▸ **DATA EXTRACT**:
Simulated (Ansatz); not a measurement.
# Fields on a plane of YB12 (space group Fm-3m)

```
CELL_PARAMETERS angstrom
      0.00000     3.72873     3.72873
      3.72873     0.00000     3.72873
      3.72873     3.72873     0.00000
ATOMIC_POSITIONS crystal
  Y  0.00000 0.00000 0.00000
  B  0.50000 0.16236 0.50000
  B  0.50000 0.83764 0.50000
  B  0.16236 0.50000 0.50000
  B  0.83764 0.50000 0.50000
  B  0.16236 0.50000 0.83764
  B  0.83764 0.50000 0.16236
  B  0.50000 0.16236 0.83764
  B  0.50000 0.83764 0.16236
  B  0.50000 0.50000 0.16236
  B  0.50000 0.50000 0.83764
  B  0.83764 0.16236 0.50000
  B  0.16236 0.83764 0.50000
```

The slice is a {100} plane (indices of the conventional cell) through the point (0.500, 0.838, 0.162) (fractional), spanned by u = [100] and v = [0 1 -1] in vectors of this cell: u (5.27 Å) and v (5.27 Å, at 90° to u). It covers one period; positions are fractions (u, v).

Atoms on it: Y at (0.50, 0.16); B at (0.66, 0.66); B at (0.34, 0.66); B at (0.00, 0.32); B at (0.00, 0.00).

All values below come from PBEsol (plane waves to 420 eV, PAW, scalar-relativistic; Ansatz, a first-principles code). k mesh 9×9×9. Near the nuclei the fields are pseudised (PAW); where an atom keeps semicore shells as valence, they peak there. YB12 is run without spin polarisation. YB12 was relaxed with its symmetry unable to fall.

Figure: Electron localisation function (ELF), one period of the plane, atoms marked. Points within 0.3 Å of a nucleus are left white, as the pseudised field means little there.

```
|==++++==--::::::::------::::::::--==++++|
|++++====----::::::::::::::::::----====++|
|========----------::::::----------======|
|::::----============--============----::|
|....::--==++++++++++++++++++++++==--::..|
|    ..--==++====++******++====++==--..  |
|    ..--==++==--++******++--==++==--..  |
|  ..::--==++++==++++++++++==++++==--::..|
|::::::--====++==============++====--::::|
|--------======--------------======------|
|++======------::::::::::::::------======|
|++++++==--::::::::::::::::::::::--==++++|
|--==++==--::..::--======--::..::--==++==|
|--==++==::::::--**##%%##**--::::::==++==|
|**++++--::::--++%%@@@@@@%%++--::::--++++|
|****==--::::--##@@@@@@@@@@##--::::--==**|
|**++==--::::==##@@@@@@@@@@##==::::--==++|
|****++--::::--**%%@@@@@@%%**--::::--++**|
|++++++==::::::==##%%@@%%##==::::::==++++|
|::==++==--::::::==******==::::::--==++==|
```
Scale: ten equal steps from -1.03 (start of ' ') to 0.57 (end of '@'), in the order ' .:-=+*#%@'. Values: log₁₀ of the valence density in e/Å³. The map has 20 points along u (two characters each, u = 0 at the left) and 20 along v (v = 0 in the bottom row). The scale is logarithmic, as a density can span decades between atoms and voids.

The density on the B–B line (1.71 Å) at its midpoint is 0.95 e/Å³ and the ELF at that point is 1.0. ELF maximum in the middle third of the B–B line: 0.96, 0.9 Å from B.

▸ **WORK REQUEST**: Every line from the top of the material above through the line holding "Atoms on it: Y" should be reproduced word for word, and nothing beyond it.

▸ **EXERCISE RESULT**:
Simulated (Ansatz); not a measurement.
# Fields on a plane of YB12 (space group Fm-3m)

```
CELL_PARAMETERS angstrom
      0.00000     3.72873     3.72873
      3.72873     0.00000     3.72873
      3.72873     3.72873     0.00000
ATOMIC_POSITIONS crystal
  Y  0.00000 0.00000 0.00000
  B  0.50000 0.16236 0.50000
  B  0.50000 0.83764 0.50000
  B  0.16236 0.50000 0.50000
  B  0.83764 0.50000 0.50000
  B  0.16236 0.50000 0.83764
  B  0.83764 0.50000 0.16236
  B  0.50000 0.16236 0.83764
  B  0.50000 0.83764 0.16236
  B  0.50000 0.50000 0.16236
  B  0.50000 0.50000 0.83764
  B  0.83764 0.16236 0.50000
  B  0.16236 0.83764 0.50000
```

The slice is a {100} plane (indices of the conventional cell) through the point (0.500, 0.838, 0.162) (fractional), spanned by u = [100] and v = [0 1 -1] in vectors of this cell: u (5.27 Å) and v (5.27 Å, at 90° to u). It covers one period; positions are fractions (u, v).

Atoms on it: Y at (0.50, 0.16); B at (0.66, 0.66); B at (0.34, 0.66); B at (0.00, 0.32); B at (0.00, 0.00).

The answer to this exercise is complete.